▽

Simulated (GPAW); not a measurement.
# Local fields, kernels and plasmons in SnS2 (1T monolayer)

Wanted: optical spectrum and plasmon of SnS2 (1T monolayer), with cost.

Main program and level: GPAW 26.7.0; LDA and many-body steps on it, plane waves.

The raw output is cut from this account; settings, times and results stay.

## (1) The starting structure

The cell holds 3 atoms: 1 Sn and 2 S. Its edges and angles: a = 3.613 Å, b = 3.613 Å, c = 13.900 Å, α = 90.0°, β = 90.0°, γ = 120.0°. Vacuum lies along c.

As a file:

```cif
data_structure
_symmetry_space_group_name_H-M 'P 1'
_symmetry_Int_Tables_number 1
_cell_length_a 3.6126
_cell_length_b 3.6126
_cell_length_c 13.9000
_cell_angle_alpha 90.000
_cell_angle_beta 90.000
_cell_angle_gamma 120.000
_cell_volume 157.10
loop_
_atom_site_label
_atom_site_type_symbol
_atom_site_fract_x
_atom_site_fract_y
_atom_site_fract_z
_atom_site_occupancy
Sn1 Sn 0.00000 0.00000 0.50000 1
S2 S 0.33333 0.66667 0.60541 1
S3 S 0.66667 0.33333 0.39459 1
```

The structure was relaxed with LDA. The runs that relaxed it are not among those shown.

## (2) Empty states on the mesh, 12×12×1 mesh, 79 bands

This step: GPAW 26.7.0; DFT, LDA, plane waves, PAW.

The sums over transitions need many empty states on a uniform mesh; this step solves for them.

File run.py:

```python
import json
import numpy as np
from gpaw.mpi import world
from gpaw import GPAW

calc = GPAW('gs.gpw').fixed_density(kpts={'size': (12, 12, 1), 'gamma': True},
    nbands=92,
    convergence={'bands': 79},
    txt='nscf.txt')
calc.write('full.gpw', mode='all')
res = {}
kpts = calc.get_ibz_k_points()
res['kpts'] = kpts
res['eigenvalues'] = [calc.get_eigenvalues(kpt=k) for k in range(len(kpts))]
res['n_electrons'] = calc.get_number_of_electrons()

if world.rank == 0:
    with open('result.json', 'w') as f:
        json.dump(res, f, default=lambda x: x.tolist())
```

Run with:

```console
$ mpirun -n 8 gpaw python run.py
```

△

■ Activity
The lines from the top of the data above down to the line containing "This step: GPAW" are to be copied exactly; no other line should appear.

■ Problem solution
Simulated (GPAW); not a measurement.
# Local fields, kernels and plasmons in SnS2 (1T monolayer)

Wanted: optical spectrum and plasmon of SnS2 (1T monolayer), with cost.

Main program and level: GPAW 26.7.0; LDA and many-body steps on it, plane waves.

The raw output is cut from this account; settings, times and results stay.

## (1) The starting structure

The cell holds 3 atoms: 1 Sn and 2 S. Its edges and angles: a = 3.613 Å, b = 3.613 Å, c = 13.900 Å, α = 90.0°, β = 90.0°, γ = 120.0°. Vacuum lies along c.

As a file:

```cif
data_structure
_symmetry_space_group_name_H-M 'P 1'
_symmetry_Int_Tables_number 1
_cell_length_a 3.6126
_cell_length_b 3.6126
_cell_length_c 13.9000
_cell_angle_alpha 90.000
_cell_angle_beta 90.000
_cell_angle_gamma 120.000
_cell_volume 157.10
loop_
_atom_site_label
_atom_site_type_symbol
_atom_site_fract_x
_atom_site_fract_y
_atom_site_fract_z
_atom_site_occupancy
Sn1 Sn 0.00000 0.00000 0.50000 1
S2 S 0.33333 0.66667 0.60541 1
S3 S 0.66667 0.33333 0.39459 1
```

The structure was relaxed with LDA. The runs that relaxed it are not among those shown.

## (2) Empty states on the mesh, 12×12×1 mesh, 79 bands

This step: GPAW 26.7.0; DFT, LDA, plane waves, PAW.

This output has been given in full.